Exact copies of all the entries are needed.

======

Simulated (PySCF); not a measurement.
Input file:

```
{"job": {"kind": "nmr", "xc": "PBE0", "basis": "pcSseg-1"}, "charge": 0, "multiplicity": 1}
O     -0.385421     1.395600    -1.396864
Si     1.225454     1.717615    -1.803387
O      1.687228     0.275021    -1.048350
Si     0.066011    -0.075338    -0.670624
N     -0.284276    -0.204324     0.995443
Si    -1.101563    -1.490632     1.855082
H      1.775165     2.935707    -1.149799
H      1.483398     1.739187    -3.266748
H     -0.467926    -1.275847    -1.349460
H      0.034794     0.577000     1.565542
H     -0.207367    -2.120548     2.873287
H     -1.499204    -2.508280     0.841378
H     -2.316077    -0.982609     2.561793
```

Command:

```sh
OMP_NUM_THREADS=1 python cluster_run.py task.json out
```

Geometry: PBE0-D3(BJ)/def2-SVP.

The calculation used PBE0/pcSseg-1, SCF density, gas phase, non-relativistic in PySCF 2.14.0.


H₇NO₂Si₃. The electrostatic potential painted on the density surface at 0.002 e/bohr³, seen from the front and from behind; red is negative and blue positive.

======

- RESULT -
Simulated (PySCF); not a measurement.
Input file:

```
{"job": {"kind": "nmr", "xc": "PBE0", "basis": "pcSseg-1"}, "charge": 0, "multiplicity": 1}
O     -0.385421     1.395600    -1.396864
Si     1.225454     1.717615    -1.803387
O      1.687228     0.275021    -1.048350
Si     0.066011    -0.075338    -0.670624
N     -0.284276    -0.204324     0.995443
Si    -1.101563    -1.490632     1.855082
H      1.775165     2.935707    -1.149799
H      1.483398     1.739187    -3.266748
H     -0.467926    -1.275847    -1.349460
H      0.034794     0.577000     1.565542
H     -0.207367    -2.120548     2.873287
H     -1.499204    -2.508280     0.841378
H     -2.316077    -0.982609     2.561793
```

Command:

```sh
OMP_NUM_THREADS=1 python cluster_run.py task.json out
```

Geometry: PBE0-D3(BJ)/def2-SVP.

The calculation used PBE0/pcSseg-1, SCF density, gas phase, non-relativistic in PySCF 2.14.0.


H₇NO₂Si₃. The electrostatic potential painted on the density surface at 0.002 e/bohr³, seen from the front and from behind; red is negative and blue positive.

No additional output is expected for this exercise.